-------- Provided information --------
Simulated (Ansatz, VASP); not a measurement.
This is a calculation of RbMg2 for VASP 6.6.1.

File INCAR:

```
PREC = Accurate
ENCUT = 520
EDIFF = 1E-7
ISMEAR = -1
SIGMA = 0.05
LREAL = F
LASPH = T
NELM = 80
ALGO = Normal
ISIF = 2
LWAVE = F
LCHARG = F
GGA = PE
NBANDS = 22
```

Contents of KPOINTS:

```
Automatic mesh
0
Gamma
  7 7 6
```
--------

**Assignment:** All of the data above must be repeated exactly.

**Response:**
Simulated (Ansatz, VASP); not a measurement.
This is a calculation of RbMg2 for VASP 6.6.1.

File INCAR:

```
PREC = Accurate
ENCUT = 520
EDIFF = 1E-7
ISMEAR = -1
SIGMA = 0.05
LREAL = F
LASPH = T
NELM = 80
ALGO = Normal
ISIF = 2
LWAVE = F
LCHARG = F
GGA = PE
NBANDS = 22
```

Contents of KPOINTS:

```
Automatic mesh
0
Gamma
  7 7 6
```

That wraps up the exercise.